*Brief:* Reproduce the following entries verbatim, each one complete.

*Data extracts:*
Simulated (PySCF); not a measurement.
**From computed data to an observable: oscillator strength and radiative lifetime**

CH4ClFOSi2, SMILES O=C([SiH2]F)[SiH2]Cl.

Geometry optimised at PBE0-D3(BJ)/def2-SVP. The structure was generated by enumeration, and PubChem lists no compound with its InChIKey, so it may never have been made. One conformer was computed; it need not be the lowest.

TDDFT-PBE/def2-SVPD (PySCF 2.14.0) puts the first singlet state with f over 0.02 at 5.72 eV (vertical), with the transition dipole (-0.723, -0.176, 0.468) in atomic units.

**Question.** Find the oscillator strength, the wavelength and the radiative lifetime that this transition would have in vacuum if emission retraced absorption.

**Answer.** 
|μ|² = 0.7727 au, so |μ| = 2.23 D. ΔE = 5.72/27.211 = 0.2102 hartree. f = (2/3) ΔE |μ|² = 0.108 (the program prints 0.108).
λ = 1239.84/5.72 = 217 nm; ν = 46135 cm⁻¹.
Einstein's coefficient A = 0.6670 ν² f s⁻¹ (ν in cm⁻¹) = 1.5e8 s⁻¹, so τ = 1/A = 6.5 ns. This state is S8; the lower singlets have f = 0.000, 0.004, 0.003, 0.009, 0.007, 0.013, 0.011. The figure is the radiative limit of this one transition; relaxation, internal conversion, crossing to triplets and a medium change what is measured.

*Response box:*
Simulated (PySCF); not a measurement.
**From computed data to an observable: oscillator strength and radiative lifetime**

CH4ClFOSi2, SMILES O=C([SiH2]F)[SiH2]Cl.

Geometry optimised at PBE0-D3(BJ)/def2-SVP. The structure was generated by enumeration, and PubChem lists no compound with its InChIKey, so it may never have been made. One conformer was computed; it need not be the lowest.

TDDFT-PBE/def2-SVPD (PySCF 2.14.0) puts the first singlet state with f over 0.02 at 5.72 eV (vertical), with the transition dipole (-0.723, -0.176, 0.468) in atomic units.

**Question.** Find the oscillator strength, the wavelength and the radiative lifetime that this transition would have in vacuum if emission retraced absorption.

**Answer.** 
|μ|² = 0.7727 au, so |μ| = 2.23 D. ΔE = 5.72/27.211 = 0.2102 hartree. f = (2/3) ΔE |μ|² = 0.108 (the program prints 0.108).
λ = 1239.84/5.72 = 217 nm; ν = 46135 cm⁻¹.
Einstein's coefficient A = 0.6670 ν² f s⁻¹ (ν in cm⁻¹) = 1.5e8 s⁻¹, so τ = 1/A = 6.5 ns. This state is S8; the lower singlets have f = 0.000, 0.004, 0.003, 0.009, 0.007, 0.013, 0.011. The figure is the radiative limit of this one transition; relaxation, internal conversion, crossing to triplets and a medium change what is measured.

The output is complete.